══════════

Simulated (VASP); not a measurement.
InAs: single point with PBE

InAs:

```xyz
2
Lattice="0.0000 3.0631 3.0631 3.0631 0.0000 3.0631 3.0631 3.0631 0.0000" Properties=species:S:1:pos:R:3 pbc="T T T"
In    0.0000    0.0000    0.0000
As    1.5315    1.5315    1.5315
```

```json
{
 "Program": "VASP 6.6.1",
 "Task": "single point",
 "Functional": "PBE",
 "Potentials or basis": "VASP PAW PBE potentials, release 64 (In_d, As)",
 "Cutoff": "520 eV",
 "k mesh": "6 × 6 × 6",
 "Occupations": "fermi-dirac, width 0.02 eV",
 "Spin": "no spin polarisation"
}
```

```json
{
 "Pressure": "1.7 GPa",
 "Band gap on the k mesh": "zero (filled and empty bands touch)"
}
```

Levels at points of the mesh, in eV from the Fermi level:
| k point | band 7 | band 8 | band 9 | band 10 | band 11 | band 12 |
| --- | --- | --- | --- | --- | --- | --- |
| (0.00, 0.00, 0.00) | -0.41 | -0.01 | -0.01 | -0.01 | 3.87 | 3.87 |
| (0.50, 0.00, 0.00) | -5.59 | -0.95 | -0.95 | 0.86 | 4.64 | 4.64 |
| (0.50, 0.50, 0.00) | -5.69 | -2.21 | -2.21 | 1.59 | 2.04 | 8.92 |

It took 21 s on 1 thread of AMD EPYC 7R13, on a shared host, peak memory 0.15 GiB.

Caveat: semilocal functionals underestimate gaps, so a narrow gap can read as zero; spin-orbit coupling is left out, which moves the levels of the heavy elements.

══════════

* [Work order]: Each line of the records above, from the first through the one containing "It took 21 s", is to be retyped exactly; no other line belongs.

* [Written reply]:
Simulated (VASP); not a measurement.
InAs: single point with PBE

InAs:

```xyz
2
Lattice="0.0000 3.0631 3.0631 3.0631 0.0000 3.0631 3.0631 3.0631 0.0000" Properties=species:S:1:pos:R:3 pbc="T T T"
In    0.0000    0.0000    0.0000
As    1.5315    1.5315    1.5315
```

```json
{
 "Program": "VASP 6.6.1",
 "Task": "single point",
 "Functional": "PBE",
 "Potentials or basis": "VASP PAW PBE potentials, release 64 (In_d, As)",
 "Cutoff": "520 eV",
 "k mesh": "6 × 6 × 6",
 "Occupations": "fermi-dirac, width 0.02 eV",
 "Spin": "no spin polarisation"
}
```

```json
{
 "Pressure": "1.7 GPa",
 "Band gap on the k mesh": "zero (filled and empty bands touch)"
}
```

Levels at points of the mesh, in eV from the Fermi level:
| k point | band 7 | band 8 | band 9 | band 10 | band 11 | band 12 |
| --- | --- | --- | --- | --- | --- | --- |
| (0.00, 0.00, 0.00) | -0.41 | -0.01 | -0.01 | -0.01 | 3.87 | 3.87 |
| (0.50, 0.00, 0.00) | -5.59 | -0.95 | -0.95 | 0.86 | 4.64 | 4.64 |
| (0.50, 0.50, 0.00) | -5.69 | -2.21 | -2.21 | 1.59 | 2.04 | 8.92 |

It took 21 s on 1 thread of AMD EPYC 7R13, on a shared host, peak memory 0.15 GiB.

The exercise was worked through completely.